## Work order
For this exercise, please reproduce the records below word for word, from the first line through the line with "Work out the structure from the coordinates.".

## Provided records
=== Begin Enclosure ===

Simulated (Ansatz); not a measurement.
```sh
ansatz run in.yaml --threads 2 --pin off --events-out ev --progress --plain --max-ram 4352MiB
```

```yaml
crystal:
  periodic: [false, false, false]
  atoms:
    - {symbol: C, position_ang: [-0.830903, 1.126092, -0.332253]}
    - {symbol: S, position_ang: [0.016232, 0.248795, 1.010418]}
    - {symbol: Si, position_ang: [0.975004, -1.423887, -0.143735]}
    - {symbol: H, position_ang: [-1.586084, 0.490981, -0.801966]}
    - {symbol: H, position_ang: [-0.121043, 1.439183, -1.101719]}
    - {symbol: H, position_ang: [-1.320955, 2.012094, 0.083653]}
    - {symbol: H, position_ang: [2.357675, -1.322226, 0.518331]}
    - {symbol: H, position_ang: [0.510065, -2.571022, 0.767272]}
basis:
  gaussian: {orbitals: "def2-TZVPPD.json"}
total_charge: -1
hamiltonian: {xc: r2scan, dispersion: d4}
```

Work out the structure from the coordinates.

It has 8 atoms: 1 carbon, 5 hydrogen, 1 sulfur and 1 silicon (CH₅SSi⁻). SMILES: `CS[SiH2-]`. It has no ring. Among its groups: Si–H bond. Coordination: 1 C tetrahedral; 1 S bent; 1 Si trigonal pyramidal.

=== End Enclosure ===

## Written response
Simulated (Ansatz); not a measurement.
```sh
ansatz run in.yaml --threads 2 --pin off --events-out ev --progress --plain --max-ram 4352MiB
```

```yaml
crystal:
  periodic: [false, false, false]
  atoms:
    - {symbol: C, position_ang: [-0.830903, 1.126092, -0.332253]}
    - {symbol: S, position_ang: [0.016232, 0.248795, 1.010418]}
    - {symbol: Si, position_ang: [0.975004, -1.423887, -0.143735]}
    - {symbol: H, position_ang: [-1.586084, 0.490981, -0.801966]}
    - {symbol: H, position_ang: [-0.121043, 1.439183, -1.101719]}
    - {symbol: H, position_ang: [-1.320955, 2.012094, 0.083653]}
    - {symbol: H, position_ang: [2.357675, -1.322226, 0.518331]}
    - {symbol: H, position_ang: [0.510065, -2.571022, 0.767272]}
basis:
  gaussian: {orbitals: "def2-TZVPPD.json"}
total_charge: -1
hamiltonian: {xc: r2scan, dispersion: d4}
```

Work out the structure from the coordinates.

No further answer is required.